*SOURCE MATERIAL:*
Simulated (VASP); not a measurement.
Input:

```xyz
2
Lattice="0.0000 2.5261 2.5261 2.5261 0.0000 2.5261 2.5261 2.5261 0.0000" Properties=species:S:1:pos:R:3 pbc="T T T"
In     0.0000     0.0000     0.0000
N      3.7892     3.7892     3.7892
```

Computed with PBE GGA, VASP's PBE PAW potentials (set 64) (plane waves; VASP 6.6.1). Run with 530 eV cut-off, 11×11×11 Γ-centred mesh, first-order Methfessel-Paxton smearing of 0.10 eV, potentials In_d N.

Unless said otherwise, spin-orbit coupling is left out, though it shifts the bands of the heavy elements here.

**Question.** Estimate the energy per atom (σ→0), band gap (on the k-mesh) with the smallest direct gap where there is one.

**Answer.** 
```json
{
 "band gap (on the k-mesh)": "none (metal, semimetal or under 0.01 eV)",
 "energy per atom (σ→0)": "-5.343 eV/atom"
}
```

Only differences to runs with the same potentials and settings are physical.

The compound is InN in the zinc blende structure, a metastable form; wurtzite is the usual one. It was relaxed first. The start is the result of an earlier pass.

*WORK INSTRUCTION:* Only the lines from the first line of the material above through the line that contains "Only differences to" should be quoted, each one exactly.

*WRITTEN SOLUTION:*
Simulated (VASP); not a measurement.
Input:

```xyz
2
Lattice="0.0000 2.5261 2.5261 2.5261 0.0000 2.5261 2.5261 2.5261 0.0000" Properties=species:S:1:pos:R:3 pbc="T T T"
In     0.0000     0.0000     0.0000
N      3.7892     3.7892     3.7892
```

Computed with PBE GGA, VASP's PBE PAW potentials (set 64) (plane waves; VASP 6.6.1). Run with 530 eV cut-off, 11×11×11 Γ-centred mesh, first-order Methfessel-Paxton smearing of 0.10 eV, potentials In_d N.

Unless said otherwise, spin-orbit coupling is left out, though it shifts the bands of the heavy elements here.

**Question.** Estimate the energy per atom (σ→0), band gap (on the k-mesh) with the smallest direct gap where there is one.

**Answer.** 
```json
{
 "band gap (on the k-mesh)": "none (metal, semimetal or under 0.01 eV)",
 "energy per atom (σ→0)": "-5.343 eV/atom"
}
```

Only differences to runs with the same potentials and settings are physical.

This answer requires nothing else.